## REQUIREMENT:
The result should be a verbatim copy of the whole listing.

## EXTRACTED INFORMATION:
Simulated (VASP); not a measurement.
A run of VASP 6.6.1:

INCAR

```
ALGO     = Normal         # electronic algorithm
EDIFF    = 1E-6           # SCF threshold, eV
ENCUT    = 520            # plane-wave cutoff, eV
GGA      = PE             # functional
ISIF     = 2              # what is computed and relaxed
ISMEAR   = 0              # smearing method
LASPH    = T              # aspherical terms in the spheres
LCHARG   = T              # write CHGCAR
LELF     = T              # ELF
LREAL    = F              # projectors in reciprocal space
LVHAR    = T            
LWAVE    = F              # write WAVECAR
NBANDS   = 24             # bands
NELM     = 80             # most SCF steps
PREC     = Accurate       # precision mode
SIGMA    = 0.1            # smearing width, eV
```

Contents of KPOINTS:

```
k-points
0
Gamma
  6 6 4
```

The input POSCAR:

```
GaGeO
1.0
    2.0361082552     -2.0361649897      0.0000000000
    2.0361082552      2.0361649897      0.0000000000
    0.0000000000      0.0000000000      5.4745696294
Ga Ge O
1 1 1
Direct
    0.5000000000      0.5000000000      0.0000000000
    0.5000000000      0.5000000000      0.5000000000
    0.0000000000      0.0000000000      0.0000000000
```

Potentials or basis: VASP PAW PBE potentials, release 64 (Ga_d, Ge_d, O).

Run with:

## TASK RESULT:
Simulated (VASP); not a measurement.
A run of VASP 6.6.1:

INCAR

```
ALGO     = Normal         # electronic algorithm
EDIFF    = 1E-6           # SCF threshold, eV
ENCUT    = 520            # plane-wave cutoff, eV
GGA      = PE             # functional
ISIF     = 2              # what is computed and relaxed
ISMEAR   = 0              # smearing method
LASPH    = T              # aspherical terms in the spheres
LCHARG   = T              # write CHGCAR
LELF     = T              # ELF
LREAL    = F              # projectors in reciprocal space
LVHAR    = T            
LWAVE    = F              # write WAVECAR
NBANDS   = 24             # bands
NELM     = 80             # most SCF steps
PREC     = Accurate       # precision mode
SIGMA    = 0.1            # smearing width, eV
```

Contents of KPOINTS:

```
k-points
0
Gamma
  6 6 4
```

The input POSCAR:

```
GaGeO
1.0
    2.0361082552     -2.0361649897      0.0000000000
    2.0361082552      2.0361649897      0.0000000000
    0.0000000000      0.0000000000      5.4745696294
Ga Ge O
1 1 1
Direct
    0.5000000000      0.5000000000      0.0000000000
    0.5000000000      0.5000000000      0.5000000000
    0.0000000000      0.0000000000      0.0000000000
```

Potentials or basis: VASP PAW PBE potentials, release 64 (Ga_d, Ge_d, O).

Run with:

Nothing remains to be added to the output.